BEGIN Extracted entries
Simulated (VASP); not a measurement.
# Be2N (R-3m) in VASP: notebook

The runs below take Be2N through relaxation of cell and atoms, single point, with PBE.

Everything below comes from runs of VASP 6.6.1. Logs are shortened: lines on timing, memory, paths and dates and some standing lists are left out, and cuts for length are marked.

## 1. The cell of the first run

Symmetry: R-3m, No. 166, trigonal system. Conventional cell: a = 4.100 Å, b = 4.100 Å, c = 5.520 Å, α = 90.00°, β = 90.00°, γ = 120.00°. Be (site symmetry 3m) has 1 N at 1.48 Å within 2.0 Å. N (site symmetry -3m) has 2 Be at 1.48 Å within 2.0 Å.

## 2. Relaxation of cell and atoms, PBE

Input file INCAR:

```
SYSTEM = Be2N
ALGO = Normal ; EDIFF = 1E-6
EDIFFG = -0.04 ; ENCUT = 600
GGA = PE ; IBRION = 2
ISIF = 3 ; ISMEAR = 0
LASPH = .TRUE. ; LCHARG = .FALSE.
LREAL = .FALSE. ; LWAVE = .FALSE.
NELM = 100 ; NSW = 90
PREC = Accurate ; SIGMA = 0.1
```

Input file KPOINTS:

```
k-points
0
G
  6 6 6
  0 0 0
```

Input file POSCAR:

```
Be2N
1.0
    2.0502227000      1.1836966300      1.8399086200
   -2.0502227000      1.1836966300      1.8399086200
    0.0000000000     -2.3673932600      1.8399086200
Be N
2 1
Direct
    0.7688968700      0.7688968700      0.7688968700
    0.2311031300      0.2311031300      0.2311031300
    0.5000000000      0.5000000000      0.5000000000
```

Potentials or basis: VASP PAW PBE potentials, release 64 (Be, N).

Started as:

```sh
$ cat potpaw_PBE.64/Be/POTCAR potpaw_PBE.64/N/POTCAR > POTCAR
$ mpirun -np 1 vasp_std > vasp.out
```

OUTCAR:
END Extracted entries

Return the lines above precisely as they appear, beginning at the first line and ending at the line with "## 1. The cell of the first run", and nothing after it.

Simulated (VASP); not a measurement.
# Be2N (R-3m) in VASP: notebook

The runs below take Be2N through relaxation of cell and atoms, single point, with PBE.

Everything below comes from runs of VASP 6.6.1. Logs are shortened: lines on timing, memory, paths and dates and some standing lists are left out, and cuts for length are marked.

## 1. The cell of the first run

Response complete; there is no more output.